● **Provided material**
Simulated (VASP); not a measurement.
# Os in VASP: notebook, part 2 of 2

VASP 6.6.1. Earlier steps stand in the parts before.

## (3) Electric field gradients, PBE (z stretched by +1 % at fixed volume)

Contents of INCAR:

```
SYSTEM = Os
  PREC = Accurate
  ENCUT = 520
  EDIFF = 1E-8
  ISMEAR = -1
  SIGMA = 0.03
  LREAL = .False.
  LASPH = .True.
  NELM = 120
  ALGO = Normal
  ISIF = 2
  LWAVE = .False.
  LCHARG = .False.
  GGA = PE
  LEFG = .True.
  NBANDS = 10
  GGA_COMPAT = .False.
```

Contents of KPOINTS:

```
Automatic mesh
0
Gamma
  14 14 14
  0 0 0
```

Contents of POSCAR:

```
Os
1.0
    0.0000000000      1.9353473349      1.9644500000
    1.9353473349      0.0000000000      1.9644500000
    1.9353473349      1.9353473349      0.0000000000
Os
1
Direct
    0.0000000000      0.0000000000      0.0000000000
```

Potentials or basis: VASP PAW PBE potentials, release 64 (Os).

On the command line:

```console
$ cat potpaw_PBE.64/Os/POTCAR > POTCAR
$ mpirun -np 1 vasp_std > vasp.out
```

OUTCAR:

● **Work request**
Output each line exactly, from the first line of the data down to the line that contains "On the command", both included.

● **Task answer**
Simulated (VASP); not a measurement.
# Os in VASP: notebook, part 2 of 2

VASP 6.6.1. Earlier steps stand in the parts before.

## (3) Electric field gradients, PBE (z stretched by +1 % at fixed volume)

Contents of INCAR:

```
SYSTEM = Os
  PREC = Accurate
  ENCUT = 520
  EDIFF = 1E-8
  ISMEAR = -1
  SIGMA = 0.03
  LREAL = .False.
  LASPH = .True.
  NELM = 120
  ALGO = Normal
  ISIF = 2
  LWAVE = .False.
  LCHARG = .False.
  GGA = PE
  LEFG = .True.
  NBANDS = 10
  GGA_COMPAT = .False.
```

Contents of KPOINTS:

```
Automatic mesh
0
Gamma
  14 14 14
  0 0 0
```

Contents of POSCAR:

```
Os
1.0
    0.0000000000      1.9353473349      1.9644500000
    1.9353473349      0.0000000000      1.9644500000
    1.9353473349      1.9353473349      0.0000000000
Os
1
Direct
    0.0000000000      0.0000000000      0.0000000000
```

Potentials or basis: VASP PAW PBE potentials, release 64 (Os).

On the command line:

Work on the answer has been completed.